- **TASK ITEM**
Could you return each line below without altering a word?

- Opening Delimiter -
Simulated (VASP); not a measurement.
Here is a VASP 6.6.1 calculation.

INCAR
- Closing Delimiter -

- **EXERCISE RESULT**
Simulated (VASP); not a measurement.
Here is a VASP 6.6.1 calculation.

INCAR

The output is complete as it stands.